ENTRIES SUPPLIED:

------------------------------------------------------------------------

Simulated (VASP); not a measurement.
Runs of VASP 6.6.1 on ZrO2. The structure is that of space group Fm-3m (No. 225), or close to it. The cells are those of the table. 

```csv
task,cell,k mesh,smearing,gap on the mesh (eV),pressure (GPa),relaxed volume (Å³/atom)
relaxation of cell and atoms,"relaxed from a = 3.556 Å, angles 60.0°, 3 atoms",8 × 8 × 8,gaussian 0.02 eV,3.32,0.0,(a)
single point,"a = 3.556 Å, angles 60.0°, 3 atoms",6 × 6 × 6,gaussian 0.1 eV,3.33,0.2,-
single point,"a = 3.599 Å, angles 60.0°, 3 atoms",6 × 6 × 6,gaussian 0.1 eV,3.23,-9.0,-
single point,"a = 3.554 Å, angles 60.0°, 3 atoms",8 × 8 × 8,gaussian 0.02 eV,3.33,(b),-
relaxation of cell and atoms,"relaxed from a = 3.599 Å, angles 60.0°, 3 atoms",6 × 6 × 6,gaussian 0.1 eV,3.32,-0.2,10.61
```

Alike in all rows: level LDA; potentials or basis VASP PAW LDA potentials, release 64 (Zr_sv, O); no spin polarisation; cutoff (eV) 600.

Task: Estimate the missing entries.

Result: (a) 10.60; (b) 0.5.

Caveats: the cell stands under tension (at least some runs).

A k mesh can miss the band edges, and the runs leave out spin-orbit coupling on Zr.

------------------------------------------------------------------------

BRIEF:
Transcribe the listing above line for line, from the first line to the line containing "Caveats: the cell", inclusive, with no other lines.

TASK RESPONSE:
Simulated (VASP); not a measurement.
Runs of VASP 6.6.1 on ZrO2. The structure is that of space group Fm-3m (No. 225), or close to it. The cells are those of the table. 

```csv
task,cell,k mesh,smearing,gap on the mesh (eV),pressure (GPa),relaxed volume (Å³/atom)
relaxation of cell and atoms,"relaxed from a = 3.556 Å, angles 60.0°, 3 atoms",8 × 8 × 8,gaussian 0.02 eV,3.32,0.0,(a)
single point,"a = 3.556 Å, angles 60.0°, 3 atoms",6 × 6 × 6,gaussian 0.1 eV,3.33,0.2,-
single point,"a = 3.599 Å, angles 60.0°, 3 atoms",6 × 6 × 6,gaussian 0.1 eV,3.23,-9.0,-
single point,"a = 3.554 Å, angles 60.0°, 3 atoms",8 × 8 × 8,gaussian 0.02 eV,3.33,(b),-
relaxation of cell and atoms,"relaxed from a = 3.599 Å, angles 60.0°, 3 atoms",6 × 6 × 6,gaussian 0.1 eV,3.32,-0.2,10.61
```

Alike in all rows: level LDA; potentials or basis VASP PAW LDA potentials, release 64 (Zr_sv, O); no spin polarisation; cutoff (eV) 600.

Task: Estimate the missing entries.

Result: (a) 10.60; (b) 0.5.

Caveats: the cell stands under tension (at least some runs).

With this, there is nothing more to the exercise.